_Work request_:
Return the records exactly, from the first line through the "Hardware: 1 thread" line.

(Excerpted data)
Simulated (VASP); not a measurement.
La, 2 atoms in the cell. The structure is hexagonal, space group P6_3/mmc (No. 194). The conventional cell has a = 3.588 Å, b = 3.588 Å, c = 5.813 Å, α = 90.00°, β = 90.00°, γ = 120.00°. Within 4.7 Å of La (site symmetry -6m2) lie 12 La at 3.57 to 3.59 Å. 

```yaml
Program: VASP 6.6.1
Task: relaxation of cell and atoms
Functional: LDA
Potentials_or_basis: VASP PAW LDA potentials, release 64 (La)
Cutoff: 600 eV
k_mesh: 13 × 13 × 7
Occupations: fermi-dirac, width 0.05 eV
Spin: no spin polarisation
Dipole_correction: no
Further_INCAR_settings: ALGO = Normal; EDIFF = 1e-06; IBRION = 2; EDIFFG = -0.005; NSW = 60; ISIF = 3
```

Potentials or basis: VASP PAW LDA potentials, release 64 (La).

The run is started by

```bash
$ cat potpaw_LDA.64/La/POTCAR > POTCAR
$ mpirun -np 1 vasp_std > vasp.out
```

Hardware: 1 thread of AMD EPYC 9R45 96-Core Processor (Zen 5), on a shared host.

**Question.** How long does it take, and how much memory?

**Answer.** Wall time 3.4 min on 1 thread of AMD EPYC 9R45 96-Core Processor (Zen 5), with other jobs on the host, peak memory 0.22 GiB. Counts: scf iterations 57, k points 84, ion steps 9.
(End Excerpted data)

_Worked solution_:
Simulated (VASP); not a measurement.
La, 2 atoms in the cell. The structure is hexagonal, space group P6_3/mmc (No. 194). The conventional cell has a = 3.588 Å, b = 3.588 Å, c = 5.813 Å, α = 90.00°, β = 90.00°, γ = 120.00°. Within 4.7 Å of La (site symmetry -6m2) lie 12 La at 3.57 to 3.59 Å. 

```yaml
Program: VASP 6.6.1
Task: relaxation of cell and atoms
Functional: LDA
Potentials_or_basis: VASP PAW LDA potentials, release 64 (La)
Cutoff: 600 eV
k_mesh: 13 × 13 × 7
Occupations: fermi-dirac, width 0.05 eV
Spin: no spin polarisation
Dipole_correction: no
Further_INCAR_settings: ALGO = Normal; EDIFF = 1e-06; IBRION = 2; EDIFFG = -0.005; NSW = 60; ISIF = 3
```

Potentials or basis: VASP PAW LDA potentials, release 64 (La).

The run is started by

```bash
$ cat potpaw_LDA.64/La/POTCAR > POTCAR
$ mpirun -np 1 vasp_std > vasp.out
```

Hardware: 1 thread of AMD EPYC 9R45 96-Core Processor (Zen 5), on a shared host.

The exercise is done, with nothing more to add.